Data shown:
━━━━━━━━━━
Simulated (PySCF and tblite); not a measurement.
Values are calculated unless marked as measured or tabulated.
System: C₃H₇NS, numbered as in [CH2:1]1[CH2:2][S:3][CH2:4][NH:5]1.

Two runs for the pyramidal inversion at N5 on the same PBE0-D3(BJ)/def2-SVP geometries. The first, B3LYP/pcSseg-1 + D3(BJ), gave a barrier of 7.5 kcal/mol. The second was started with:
━━━━━━━━━━

Brief: Print the data above exactly.

Task result:
Simulated (PySCF and tblite); not a measurement.
Values are calculated unless marked as measured or tabulated.
System: C₃H₇NS, numbered as in [CH2:1]1[CH2:2][S:3][CH2:4][NH:5]1.

Two runs for the pyramidal inversion at N5 on the same PBE0-D3(BJ)/def2-SVP geometries. The first, B3LYP/pcSseg-1 + D3(BJ), gave a barrier of 7.5 kcal/mol. The second was started with:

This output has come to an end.